*****

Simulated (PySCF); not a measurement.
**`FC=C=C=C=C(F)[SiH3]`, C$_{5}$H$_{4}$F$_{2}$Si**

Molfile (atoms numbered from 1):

*****

== ACTIVITY ==
Copy out the whole listing, exactly as written.

== EXERCISE RESPONSE ==
Simulated (PySCF); not a measurement.
**`FC=C=C=C=C(F)[SiH3]`, C$_{5}$H$_{4}$F$_{2}$Si**

Molfile (atoms numbered from 1):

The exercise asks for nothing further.